** REQUIRED ACTION **
Copy the records below verbatim, from the first line through the line containing "# Computed records: GaN", inclusive, and output nothing else.

** DATA LISTING **
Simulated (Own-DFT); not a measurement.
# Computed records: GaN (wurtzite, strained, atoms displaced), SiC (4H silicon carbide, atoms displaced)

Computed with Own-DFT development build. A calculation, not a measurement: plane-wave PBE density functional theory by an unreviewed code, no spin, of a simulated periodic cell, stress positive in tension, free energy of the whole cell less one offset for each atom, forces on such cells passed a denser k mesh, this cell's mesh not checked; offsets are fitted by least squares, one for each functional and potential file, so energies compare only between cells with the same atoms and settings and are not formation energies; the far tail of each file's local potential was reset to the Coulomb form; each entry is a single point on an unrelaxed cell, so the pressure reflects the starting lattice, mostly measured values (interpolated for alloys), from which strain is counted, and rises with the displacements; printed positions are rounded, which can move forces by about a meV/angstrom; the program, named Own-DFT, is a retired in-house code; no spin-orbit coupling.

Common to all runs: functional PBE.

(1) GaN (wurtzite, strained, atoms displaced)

** EXERCISE RESULT **
Simulated (Own-DFT); not a measurement.
# Computed records: GaN (wurtzite, strained, atoms displaced), SiC (4H silicon carbide, atoms displaced)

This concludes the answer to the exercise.